■ Work instruction
Starting at the first line of the records below, transcribe each line exactly, ending with the line that contains "width 0.1 eV |".

________________________________________

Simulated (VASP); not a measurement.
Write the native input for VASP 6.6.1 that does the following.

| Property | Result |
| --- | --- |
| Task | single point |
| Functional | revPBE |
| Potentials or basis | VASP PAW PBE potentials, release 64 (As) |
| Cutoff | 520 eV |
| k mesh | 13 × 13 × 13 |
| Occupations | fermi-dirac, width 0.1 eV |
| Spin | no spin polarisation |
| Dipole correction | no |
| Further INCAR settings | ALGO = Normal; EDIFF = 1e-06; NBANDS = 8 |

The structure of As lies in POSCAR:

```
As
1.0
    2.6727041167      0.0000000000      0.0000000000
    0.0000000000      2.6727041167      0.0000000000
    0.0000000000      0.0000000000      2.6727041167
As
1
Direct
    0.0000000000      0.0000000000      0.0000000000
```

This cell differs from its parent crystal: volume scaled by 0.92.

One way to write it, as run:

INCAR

________________________________________

■ Task result
Simulated (VASP); not a measurement.
Write the native input for VASP 6.6.1 that does the following.

| Property | Result |
| --- | --- |
| Task | single point |
| Functional | revPBE |
| Potentials or basis | VASP PAW PBE potentials, release 64 (As) |
| Cutoff | 520 eV |
| k mesh | 13 × 13 × 13 |
| Occupations | fermi-dirac, width 0.1 eV |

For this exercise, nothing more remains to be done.